WORK REQUEST: Output the records again verbatim.

DATA UNDER STUDY:
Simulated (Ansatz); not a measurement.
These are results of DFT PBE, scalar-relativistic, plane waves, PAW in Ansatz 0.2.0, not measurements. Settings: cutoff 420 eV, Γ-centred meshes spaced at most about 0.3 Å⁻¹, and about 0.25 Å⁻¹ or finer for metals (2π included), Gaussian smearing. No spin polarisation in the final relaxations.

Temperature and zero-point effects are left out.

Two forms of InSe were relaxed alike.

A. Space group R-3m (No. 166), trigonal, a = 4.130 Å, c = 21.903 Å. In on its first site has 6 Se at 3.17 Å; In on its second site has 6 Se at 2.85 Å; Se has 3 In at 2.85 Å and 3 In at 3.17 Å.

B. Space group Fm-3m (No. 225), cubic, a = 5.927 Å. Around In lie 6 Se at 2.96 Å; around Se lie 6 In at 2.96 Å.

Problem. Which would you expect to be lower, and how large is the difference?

EXERCISE OUTPUT:
Simulated (Ansatz); not a measurement.
These are results of DFT PBE, scalar-relativistic, plane waves, PAW in Ansatz 0.2.0, not measurements. Settings: cutoff 420 eV, Γ-centred meshes spaced at most about 0.3 Å⁻¹, and about 0.25 Å⁻¹ or finer for metals (2π included), Gaussian smearing. No spin polarisation in the final relaxations.

Temperature and zero-point effects are left out.

Two forms of InSe were relaxed alike.

A. Space group R-3m (No. 166), trigonal, a = 4.130 Å, c = 21.903 Å. In on its first site has 6 Se at 3.17 Å; In on its second site has 6 Se at 2.85 Å; Se has 3 In at 2.85 Å and 3 In at 3.17 Å.

B. Space group Fm-3m (No. 225), cubic, a = 5.927 Å. Around In lie 6 Se at 2.96 Å; around Se lie 6 In at 2.96 Å.

Problem. Which would you expect to be lower, and how large is the difference?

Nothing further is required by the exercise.